◆ ◆ ◆ ◆ ◆
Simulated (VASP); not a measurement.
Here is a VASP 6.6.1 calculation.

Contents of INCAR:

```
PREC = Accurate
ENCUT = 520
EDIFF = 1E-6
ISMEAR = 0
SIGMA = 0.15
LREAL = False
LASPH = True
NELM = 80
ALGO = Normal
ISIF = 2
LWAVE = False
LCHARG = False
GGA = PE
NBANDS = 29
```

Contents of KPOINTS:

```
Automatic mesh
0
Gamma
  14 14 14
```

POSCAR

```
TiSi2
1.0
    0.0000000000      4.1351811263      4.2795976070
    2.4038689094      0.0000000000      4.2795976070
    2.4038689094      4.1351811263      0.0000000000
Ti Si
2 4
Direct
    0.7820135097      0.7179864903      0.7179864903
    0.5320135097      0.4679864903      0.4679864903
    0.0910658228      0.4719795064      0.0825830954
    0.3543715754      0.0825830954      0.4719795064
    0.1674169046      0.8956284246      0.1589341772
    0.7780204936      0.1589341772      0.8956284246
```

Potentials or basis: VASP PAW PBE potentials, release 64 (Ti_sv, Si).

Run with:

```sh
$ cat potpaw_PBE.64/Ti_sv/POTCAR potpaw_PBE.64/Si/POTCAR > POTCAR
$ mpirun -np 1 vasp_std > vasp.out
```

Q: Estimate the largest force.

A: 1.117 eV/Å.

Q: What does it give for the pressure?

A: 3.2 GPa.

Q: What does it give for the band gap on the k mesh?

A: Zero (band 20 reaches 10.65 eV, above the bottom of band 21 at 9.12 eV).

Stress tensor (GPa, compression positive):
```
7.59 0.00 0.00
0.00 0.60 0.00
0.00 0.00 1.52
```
◆ ◆ ◆ ◆ ◆

Print the material once more. Change nothing.

Simulated (VASP); not a measurement.
Here is a VASP 6.6.1 calculation.

Contents of INCAR:

```
PREC = Accurate
ENCUT = 520
EDIFF = 1E-6
ISMEAR = 0
SIGMA = 0.15
LREAL = False
LASPH = True
NELM = 80
ALGO = Normal
ISIF = 2
LWAVE = False
LCHARG = False
GGA = PE
NBANDS = 29
```

Contents of KPOINTS:

```
Automatic mesh
0
Gamma
  14 14 14
```

POSCAR

```
TiSi2
1.0
    0.0000000000      4.1351811263      4.2795976070
    2.4038689094      0.0000000000      4.2795976070
    2.4038689094      4.1351811263      0.0000000000
Ti Si
2 4
Direct
    0.7820135097      0.7179864903      0.7179864903
    0.5320135097      0.4679864903      0.4679864903
    0.0910658228      0.4719795064      0.0825830954
    0.3543715754      0.0825830954      0.4719795064
    0.1674169046      0.8956284246      0.1589341772
    0.7780204936      0.1589341772      0.8956284246
```

Potentials or basis: VASP PAW PBE potentials, release 64 (Ti_sv, Si).

Run with:

```sh
$ cat potpaw_PBE.64/Ti_sv/POTCAR potpaw_PBE.64/Si/POTCAR > POTCAR
$ mpirun -np 1 vasp_std > vasp.out
```

Q: Estimate the largest force.

A: 1.117 eV/Å.

Q: What does it give for the pressure?

A: 3.2 GPa.

Q: What does it give for the band gap on the k mesh?

A: Zero (band 20 reaches 10.65 eV, above the bottom of band 21 at 9.12 eV).

Stress tensor (GPa, compression positive):
```
7.59 0.00 0.00
0.00 0.60 0.00
0.00 0.00 1.52
```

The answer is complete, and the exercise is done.